Dataset content:
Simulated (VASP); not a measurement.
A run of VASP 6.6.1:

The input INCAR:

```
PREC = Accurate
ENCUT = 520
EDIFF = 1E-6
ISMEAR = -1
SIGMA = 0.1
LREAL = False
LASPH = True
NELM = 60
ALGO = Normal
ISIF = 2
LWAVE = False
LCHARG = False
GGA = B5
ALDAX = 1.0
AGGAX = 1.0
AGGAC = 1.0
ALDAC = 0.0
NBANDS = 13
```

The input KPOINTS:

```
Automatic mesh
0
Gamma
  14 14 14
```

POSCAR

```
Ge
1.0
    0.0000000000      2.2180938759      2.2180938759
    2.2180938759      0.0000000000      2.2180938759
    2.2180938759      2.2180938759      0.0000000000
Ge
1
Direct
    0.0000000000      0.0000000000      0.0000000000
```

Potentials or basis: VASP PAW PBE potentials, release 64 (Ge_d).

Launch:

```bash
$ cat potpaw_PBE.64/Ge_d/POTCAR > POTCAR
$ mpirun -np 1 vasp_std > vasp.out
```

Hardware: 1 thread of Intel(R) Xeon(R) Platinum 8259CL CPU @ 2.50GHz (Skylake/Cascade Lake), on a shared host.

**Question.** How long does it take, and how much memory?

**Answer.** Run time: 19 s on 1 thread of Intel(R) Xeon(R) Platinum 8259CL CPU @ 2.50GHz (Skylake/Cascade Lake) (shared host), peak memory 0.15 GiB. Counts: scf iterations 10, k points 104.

Work order: Reproduce the entries exactly, dropping nothing.

Answer section:
Simulated (VASP); not a measurement.
A run of VASP 6.6.1:

The input INCAR:

```
PREC = Accurate
ENCUT = 520
EDIFF = 1E-6
ISMEAR = -1
SIGMA = 0.1
LREAL = False
LASPH = True
NELM = 60
ALGO = Normal
ISIF = 2
LWAVE = False
LCHARG = False
GGA = B5
ALDAX = 1.0
AGGAX = 1.0
AGGAC = 1.0
ALDAC = 0.0
NBANDS = 13
```

The input KPOINTS:

```
Automatic mesh
0
Gamma
  14 14 14
```

POSCAR

```
Ge
1.0
    0.0000000000      2.2180938759      2.2180938759
    2.2180938759      0.0000000000      2.2180938759
    2.2180938759      2.2180938759      0.0000000000
Ge
1
Direct
    0.0000000000      0.0000000000      0.0000000000
```

Potentials or basis: VASP PAW PBE potentials, release 64 (Ge_d).

Launch:

```bash
$ cat potpaw_PBE.64/Ge_d/POTCAR > POTCAR
$ mpirun -np 1 vasp_std > vasp.out
```

Hardware: 1 thread of Intel(R) Xeon(R) Platinum 8259CL CPU @ 2.50GHz (Skylake/Cascade Lake), on a shared host.

**Question.** How long does it take, and how much memory?

**Answer.** Run time: 19 s on 1 thread of Intel(R) Xeon(R) Platinum 8259CL CPU @ 2.50GHz (Skylake/Cascade Lake) (shared host), peak memory 0.15 GiB. Counts: scf iterations 10, k points 104.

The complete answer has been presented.